§ GIVEN DATA
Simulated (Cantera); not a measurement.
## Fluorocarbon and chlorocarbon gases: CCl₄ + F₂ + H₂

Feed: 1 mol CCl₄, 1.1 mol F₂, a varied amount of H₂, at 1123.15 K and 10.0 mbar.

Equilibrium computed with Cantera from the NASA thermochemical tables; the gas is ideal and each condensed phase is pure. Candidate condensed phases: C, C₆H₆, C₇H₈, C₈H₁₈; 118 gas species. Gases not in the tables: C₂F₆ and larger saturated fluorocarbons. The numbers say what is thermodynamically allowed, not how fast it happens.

§ BRIEF
For this exercise, output the records in full, exactly.

§ WRITTEN REPLY
Simulated (Cantera); not a measurement.
## Fluorocarbon and chlorocarbon gases: CCl₄ + F₂ + H₂

Feed: 1 mol CCl₄, 1.1 mol F₂, a varied amount of H₂, at 1123.15 K and 10.0 mbar.

Equilibrium computed with Cantera from the NASA thermochemical tables; the gas is ideal and each condensed phase is pure. Candidate condensed phases: C, C₆H₆, C₇H₈, C₈H₁₈; 118 gas species. Gases not in the tables: C₂F₆ and larger saturated fluorocarbons. The numbers say what is thermodynamically allowed, not how fast it happens.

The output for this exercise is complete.